**Brief**: For every entry below, retype it exactly as it reads.

**Stored data**:
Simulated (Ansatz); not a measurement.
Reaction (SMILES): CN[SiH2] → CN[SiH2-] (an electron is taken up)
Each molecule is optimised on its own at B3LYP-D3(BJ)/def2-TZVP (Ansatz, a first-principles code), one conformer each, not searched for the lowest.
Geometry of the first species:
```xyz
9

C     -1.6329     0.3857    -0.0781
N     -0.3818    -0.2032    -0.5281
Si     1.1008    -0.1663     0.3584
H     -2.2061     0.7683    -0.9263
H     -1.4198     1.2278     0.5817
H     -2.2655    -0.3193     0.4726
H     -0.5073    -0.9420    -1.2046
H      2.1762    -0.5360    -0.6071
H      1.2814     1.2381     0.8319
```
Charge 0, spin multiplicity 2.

**Task result**:
Simulated (Ansatz); not a measurement.
Reaction (SMILES): CN[SiH2] → CN[SiH2-] (an electron is taken up)
Each molecule is optimised on its own at B3LYP-D3(BJ)/def2-TZVP (Ansatz, a first-principles code), one conformer each, not searched for the lowest.
Geometry of the first species:
```xyz
9

C     -1.6329     0.3857    -0.0781
N     -0.3818    -0.2032    -0.5281
Si     1.1008    -0.1663     0.3584
H     -2.2061     0.7683    -0.9263
H     -1.4198     1.2278     0.5817
H     -2.2655    -0.3193     0.4726
H     -0.5073    -0.9420    -1.2046
H      2.1762    -0.5360    -0.6071
H      1.2814     1.2381     0.8319
```
Charge 0, spin multiplicity 2.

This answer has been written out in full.